Supplied information:
=== Begin Enclosure ===
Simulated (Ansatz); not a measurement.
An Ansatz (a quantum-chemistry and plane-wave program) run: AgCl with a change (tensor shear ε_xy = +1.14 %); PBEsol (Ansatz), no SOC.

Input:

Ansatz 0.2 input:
=== End Enclosure ===

Activity: The task requires an exact copy of all the lines above.

Problem solution:
Simulated (Ansatz); not a measurement.
An Ansatz (a quantum-chemistry and plane-wave program) run: AgCl with a change (tensor shear ε_xy = +1.14 %); PBEsol (Ansatz), no SOC.

Input:

Ansatz 0.2 input:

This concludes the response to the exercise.